- _Work item_
Each record below should be given again exactly as it reads.

Start of Block

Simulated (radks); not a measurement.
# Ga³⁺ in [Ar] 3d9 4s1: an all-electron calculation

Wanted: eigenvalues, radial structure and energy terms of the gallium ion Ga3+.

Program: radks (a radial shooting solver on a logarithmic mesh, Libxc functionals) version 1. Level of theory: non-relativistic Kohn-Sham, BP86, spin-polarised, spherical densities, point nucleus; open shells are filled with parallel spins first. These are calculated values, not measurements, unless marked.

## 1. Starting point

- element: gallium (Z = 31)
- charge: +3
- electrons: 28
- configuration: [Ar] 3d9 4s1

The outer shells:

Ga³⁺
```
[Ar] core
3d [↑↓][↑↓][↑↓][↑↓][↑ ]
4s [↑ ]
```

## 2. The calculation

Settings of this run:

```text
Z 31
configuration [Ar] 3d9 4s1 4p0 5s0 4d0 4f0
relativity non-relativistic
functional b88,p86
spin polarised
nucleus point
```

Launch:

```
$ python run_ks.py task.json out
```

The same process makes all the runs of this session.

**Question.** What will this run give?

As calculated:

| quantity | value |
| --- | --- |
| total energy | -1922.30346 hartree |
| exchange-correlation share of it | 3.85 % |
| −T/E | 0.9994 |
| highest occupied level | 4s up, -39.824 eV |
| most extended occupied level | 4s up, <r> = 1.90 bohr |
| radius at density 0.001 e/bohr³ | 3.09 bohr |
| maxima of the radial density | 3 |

End of Block

- _Exercise output_
Simulated (radks); not a measurement.
# Ga³⁺ in [Ar] 3d9 4s1: an all-electron calculation

Wanted: eigenvalues, radial structure and energy terms of the gallium ion Ga3+.

Program: radks (a radial shooting solver on a logarithmic mesh, Libxc functionals) version 1. Level of theory: non-relativistic Kohn-Sham, BP86, spin-polarised, spherical densities, point nucleus; open shells are filled with parallel spins first. These are calculated values, not measurements, unless marked.

## 1. Starting point

- element: gallium (Z = 31)
- charge: +3
- electrons: 28
- configuration: [Ar] 3d9 4s1

The outer shells:

Ga³⁺
```
[Ar] core
3d [↑↓][↑↓][↑↓][↑↓][↑ ]
4s [↑ ]
```

## 2. The calculation

Settings of this run:

```text
Z 31
configuration [Ar] 3d9 4s1 4p0 5s0 4d0 4f0
relativity non-relativistic
functional b88,p86
spin polarised
nucleus point
```

Launch:

```
$ python run_ks.py task.json out
```

The same process makes all the runs of this session.

**Question.** What will this run give?

As calculated:

| quantity | value |
| --- | --- |
| total energy | -1922.30346 hartree |
| exchange-correlation share of it | 3.85 % |
| −T/E | 0.9994 |
| highest occupied level | 4s up, -39.824 eV |
| most extended occupied level | 4s up, <r> = 1.90 bohr |
| radius at density 0.001 e/bohr³ | 3.09 bohr |
| maxima of the radial density | 3 |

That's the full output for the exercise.